__RECORDS SHOWN__
- - - - -

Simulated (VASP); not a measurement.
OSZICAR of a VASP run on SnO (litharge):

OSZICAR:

- - - - -

__ACTION ITEM__
In restating the data, begin at its first line, reproduce each line word for word, and conclude with the line that contains "OSZICAR of a".

__EXERCISE OUTPUT__
Simulated (VASP); not a measurement.
OSZICAR of a VASP run on SnO (litharge):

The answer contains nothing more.